## Requirement
Your answer must be a word-for-word copy of the data.

## Entries provided
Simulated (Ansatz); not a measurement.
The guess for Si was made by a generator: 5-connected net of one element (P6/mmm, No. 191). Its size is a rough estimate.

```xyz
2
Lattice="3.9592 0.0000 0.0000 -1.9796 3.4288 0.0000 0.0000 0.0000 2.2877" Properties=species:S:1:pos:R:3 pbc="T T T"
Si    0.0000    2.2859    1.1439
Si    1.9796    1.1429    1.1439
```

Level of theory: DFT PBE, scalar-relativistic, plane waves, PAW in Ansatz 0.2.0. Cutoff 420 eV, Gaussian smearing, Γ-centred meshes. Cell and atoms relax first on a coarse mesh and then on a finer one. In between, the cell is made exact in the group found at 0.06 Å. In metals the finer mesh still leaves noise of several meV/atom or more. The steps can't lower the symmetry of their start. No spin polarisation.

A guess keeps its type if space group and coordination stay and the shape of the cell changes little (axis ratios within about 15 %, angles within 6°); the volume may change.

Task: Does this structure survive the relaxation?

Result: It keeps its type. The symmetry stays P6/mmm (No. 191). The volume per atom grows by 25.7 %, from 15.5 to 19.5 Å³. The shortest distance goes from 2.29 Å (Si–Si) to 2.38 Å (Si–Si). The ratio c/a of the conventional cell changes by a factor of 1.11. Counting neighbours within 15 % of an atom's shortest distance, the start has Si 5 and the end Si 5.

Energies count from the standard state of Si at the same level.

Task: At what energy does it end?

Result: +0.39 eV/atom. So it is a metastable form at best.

## Solution
Simulated (Ansatz); not a measurement.
The guess for Si was made by a generator: 5-connected net of one element (P6/mmm, No. 191). Its size is a rough estimate.

```xyz
2
Lattice="3.9592 0.0000 0.0000 -1.9796 3.4288 0.0000 0.0000 0.0000 2.2877" Properties=species:S:1:pos:R:3 pbc="T T T"
Si    0.0000    2.2859    1.1439
Si    1.9796    1.1429    1.1439
```

Level of theory: DFT PBE, scalar-relativistic, plane waves, PAW in Ansatz 0.2.0. Cutoff 420 eV, Gaussian smearing, Γ-centred meshes. Cell and atoms relax first on a coarse mesh and then on a finer one. In between, the cell is made exact in the group found at 0.06 Å. In metals the finer mesh still leaves noise of several meV/atom or more. The steps can't lower the symmetry of their start. No spin polarisation.

A guess keeps its type if space group and coordination stay and the shape of the cell changes little (axis ratios within about 15 %, angles within 6°); the volume may change.

Task: Does this structure survive the relaxation?

Result: It keeps its type. The symmetry stays P6/mmm (No. 191). The volume per atom grows by 25.7 %, from 15.5 to 19.5 Å³. The shortest distance goes from 2.29 Å (Si–Si) to 2.38 Å (Si–Si). The ratio c/a of the conventional cell changes by a factor of 1.11. Counting neighbours within 15 % of an atom's shortest distance, the start has Si 5 and the end Si 5.

Energies count from the standard state of Si at the same level.

Task: At what energy does it end?

Result: +0.39 eV/atom. So it is a metastable form at best.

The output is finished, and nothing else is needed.